• [Work request]
Find the line containing "Q: Point group" in the records below. Copy exactly that line and each one after it, ending at the line containing "Q: Summarise the bond lengths by kind.", and nothing more.

• [Material shown]
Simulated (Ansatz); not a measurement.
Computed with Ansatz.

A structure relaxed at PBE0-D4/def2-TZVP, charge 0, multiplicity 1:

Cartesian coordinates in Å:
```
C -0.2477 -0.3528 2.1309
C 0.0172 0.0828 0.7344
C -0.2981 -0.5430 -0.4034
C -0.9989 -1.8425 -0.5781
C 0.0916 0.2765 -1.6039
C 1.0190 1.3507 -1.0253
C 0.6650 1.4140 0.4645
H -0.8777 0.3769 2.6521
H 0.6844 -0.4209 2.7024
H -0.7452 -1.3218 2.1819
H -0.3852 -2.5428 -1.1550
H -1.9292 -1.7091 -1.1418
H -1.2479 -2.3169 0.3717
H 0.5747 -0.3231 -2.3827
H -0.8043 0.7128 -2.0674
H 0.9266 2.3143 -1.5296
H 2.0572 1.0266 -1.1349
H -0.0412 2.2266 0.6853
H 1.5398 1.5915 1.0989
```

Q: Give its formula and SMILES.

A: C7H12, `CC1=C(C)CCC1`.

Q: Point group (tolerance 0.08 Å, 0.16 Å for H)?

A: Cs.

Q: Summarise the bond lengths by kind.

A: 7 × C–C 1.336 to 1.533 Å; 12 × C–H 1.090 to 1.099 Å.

• [Task result]
Q: Point group (tolerance 0.08 Å, 0.16 Å for H)?

A: Cs.

Q: Summarise the bond lengths by kind.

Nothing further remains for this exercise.